GIVEN ENTRIES:
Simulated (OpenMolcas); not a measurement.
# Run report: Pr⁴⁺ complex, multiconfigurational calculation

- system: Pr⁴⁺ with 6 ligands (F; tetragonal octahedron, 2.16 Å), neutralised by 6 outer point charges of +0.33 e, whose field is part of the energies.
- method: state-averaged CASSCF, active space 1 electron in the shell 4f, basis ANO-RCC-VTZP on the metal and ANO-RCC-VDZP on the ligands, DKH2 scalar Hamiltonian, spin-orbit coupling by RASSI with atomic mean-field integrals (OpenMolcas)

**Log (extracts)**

REQUIRED ACTION: Repeat every line of the material exactly.

TASK RESPONSE:
Simulated (OpenMolcas); not a measurement.
# Run report: Pr⁴⁺ complex, multiconfigurational calculation

- system: Pr⁴⁺ with 6 ligands (F; tetragonal octahedron, 2.16 Å), neutralised by 6 outer point charges of +0.33 e, whose field is part of the energies.
- method: state-averaged CASSCF, active space 1 electron in the shell 4f, basis ANO-RCC-VTZP on the metal and ANO-RCC-VDZP on the ligands, DKH2 scalar Hamiltonian, spin-orbit coupling by RASSI with atomic mean-field integrals (OpenMolcas)

**Log (extracts)**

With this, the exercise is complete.